* _Information shown_
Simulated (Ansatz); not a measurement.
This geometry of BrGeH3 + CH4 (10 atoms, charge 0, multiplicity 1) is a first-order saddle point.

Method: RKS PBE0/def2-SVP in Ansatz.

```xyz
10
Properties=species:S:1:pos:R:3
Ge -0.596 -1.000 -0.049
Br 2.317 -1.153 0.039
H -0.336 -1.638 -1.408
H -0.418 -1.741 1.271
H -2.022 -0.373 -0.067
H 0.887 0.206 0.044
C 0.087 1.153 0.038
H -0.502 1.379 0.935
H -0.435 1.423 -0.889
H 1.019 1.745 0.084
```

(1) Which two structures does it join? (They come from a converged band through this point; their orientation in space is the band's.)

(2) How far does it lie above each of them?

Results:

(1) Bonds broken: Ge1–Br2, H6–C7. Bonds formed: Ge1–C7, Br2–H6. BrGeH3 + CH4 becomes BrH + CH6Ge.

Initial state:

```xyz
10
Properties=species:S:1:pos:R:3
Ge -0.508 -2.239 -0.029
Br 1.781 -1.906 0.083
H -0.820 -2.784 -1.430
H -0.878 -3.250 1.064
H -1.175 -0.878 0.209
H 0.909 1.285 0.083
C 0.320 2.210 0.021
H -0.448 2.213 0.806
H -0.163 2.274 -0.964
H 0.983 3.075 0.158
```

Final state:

* _Work task_
Output exactly the lines of the records from the first through the one bearing "(1) Which two", both ends included.

* _Your solution_
Simulated (Ansatz); not a measurement.
This geometry of BrGeH3 + CH4 (10 atoms, charge 0, multiplicity 1) is a first-order saddle point.

Method: RKS PBE0/def2-SVP in Ansatz.

```xyz
10
Properties=species:S:1:pos:R:3
Ge -0.596 -1.000 -0.049
Br 2.317 -1.153 0.039
H -0.336 -1.638 -1.408
H -0.418 -1.741 1.271
H -2.022 -0.373 -0.067
H 0.887 0.206 0.044
C 0.087 1.153 0.038
H -0.502 1.379 0.935
H -0.435 1.423 -0.889
H 1.019 1.745 0.084
```

(1) Which two structures does it join? (They come from a converged band through this point; their orientation in space is the band's.)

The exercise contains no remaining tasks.